▸ **Extracted information**
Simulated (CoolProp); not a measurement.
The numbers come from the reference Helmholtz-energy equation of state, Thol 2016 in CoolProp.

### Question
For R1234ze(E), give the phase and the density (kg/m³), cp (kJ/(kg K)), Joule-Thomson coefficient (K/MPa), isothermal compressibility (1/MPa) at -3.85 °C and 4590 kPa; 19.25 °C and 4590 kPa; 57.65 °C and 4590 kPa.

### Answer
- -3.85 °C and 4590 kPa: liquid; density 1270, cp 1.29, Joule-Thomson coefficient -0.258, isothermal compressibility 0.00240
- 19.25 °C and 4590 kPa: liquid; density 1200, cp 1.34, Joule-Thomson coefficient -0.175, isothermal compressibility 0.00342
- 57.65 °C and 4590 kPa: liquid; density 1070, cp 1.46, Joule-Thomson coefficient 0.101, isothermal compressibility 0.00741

▸ **Work instruction**
In the listing above, locate the line containing "### Question" and the line containing "- 19.25 °C and", then transcribe both and every line between them verbatim.

▸ **Task output**
### Question
For R1234ze(E), give the phase and the density (kg/m³), cp (kJ/(kg K)), Joule-Thomson coefficient (K/MPa), isothermal compressibility (1/MPa) at -3.85 °C and 4590 kPa; 19.25 °C and 4590 kPa; 57.65 °C and 4590 kPa.

### Answer
- -3.85 °C and 4590 kPa: liquid; density 1270, cp 1.29, Joule-Thomson coefficient -0.258, isothermal compressibility 0.00240
- 19.25 °C and 4590 kPa: liquid; density 1200, cp 1.34, Joule-Thomson coefficient -0.175, isothermal compressibility 0.00342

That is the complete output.